▸ ACTIVITY
When the line containing "Answer. PBE (VASP)" is reached, include it and end there; set down verbatim every line before it, starting at the top of the records.

▸ GIVEN DATA
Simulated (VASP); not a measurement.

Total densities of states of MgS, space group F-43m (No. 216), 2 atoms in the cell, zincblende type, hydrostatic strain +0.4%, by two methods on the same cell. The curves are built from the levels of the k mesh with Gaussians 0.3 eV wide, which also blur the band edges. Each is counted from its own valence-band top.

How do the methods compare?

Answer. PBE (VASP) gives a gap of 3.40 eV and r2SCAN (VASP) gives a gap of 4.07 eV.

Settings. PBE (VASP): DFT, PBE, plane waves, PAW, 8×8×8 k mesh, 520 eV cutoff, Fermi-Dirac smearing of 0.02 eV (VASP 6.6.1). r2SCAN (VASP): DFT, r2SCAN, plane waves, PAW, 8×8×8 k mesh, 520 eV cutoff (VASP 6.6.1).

▸ RESPONSE
Simulated (VASP); not a measurement.

Total densities of states of MgS, space group F-43m (No. 216), 2 atoms in the cell, zincblende type, hydrostatic strain +0.4%, by two methods on the same cell. The curves are built from the levels of the k mesh with Gaussians 0.3 eV wide, which also blur the band edges. Each is counted from its own valence-band top.

How do the methods compare?

Answer. PBE (VASP) gives a gap of 3.40 eV and r2SCAN (VASP) gives a gap of 4.07 eV.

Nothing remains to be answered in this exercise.